(Data under study)
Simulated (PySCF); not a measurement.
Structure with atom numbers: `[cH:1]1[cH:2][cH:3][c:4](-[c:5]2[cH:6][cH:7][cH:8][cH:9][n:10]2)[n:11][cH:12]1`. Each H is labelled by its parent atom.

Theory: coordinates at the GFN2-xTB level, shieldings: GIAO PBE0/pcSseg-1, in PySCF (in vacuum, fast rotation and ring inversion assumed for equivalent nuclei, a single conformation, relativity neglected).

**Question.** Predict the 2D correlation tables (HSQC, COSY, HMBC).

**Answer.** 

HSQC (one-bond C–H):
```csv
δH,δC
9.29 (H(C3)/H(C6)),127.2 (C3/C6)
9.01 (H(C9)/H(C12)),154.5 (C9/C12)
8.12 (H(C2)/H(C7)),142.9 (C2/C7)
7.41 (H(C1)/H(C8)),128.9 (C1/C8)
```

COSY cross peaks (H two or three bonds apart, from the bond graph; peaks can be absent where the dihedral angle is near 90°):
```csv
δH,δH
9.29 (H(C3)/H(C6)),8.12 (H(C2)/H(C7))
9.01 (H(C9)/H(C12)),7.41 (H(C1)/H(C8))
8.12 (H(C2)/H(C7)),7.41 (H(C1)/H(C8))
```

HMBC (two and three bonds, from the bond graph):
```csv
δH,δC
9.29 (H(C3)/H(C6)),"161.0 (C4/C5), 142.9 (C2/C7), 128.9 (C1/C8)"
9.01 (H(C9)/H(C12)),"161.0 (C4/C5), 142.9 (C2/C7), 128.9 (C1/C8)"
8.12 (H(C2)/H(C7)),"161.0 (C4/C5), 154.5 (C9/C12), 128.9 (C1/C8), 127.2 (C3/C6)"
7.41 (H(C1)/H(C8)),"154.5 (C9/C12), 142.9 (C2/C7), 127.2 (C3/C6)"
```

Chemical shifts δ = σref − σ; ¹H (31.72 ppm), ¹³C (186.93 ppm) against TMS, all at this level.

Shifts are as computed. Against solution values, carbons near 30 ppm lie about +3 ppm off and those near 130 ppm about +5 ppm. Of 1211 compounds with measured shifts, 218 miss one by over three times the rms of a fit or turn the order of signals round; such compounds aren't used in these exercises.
(End Data under study)

▶ [Assigned task]:
Copy out, word for word, the part of the entries above that begins at the line with "Structure with atom" and ends at the line with "Theory: coordinates at", including both.

▶ [Exercise answer]:
Structure with atom numbers: `[cH:1]1[cH:2][cH:3][c:4](-[c:5]2[cH:6][cH:7][cH:8][cH:9][n:10]2)[n:11][cH:12]1`. Each H is labelled by its parent atom.

Theory: coordinates at the GFN2-xTB level, shieldings: GIAO PBE0/pcSseg-1, in PySCF (in vacuum, fast rotation and ring inversion assumed for equivalent nuclei, a single conformation, relativity neglected).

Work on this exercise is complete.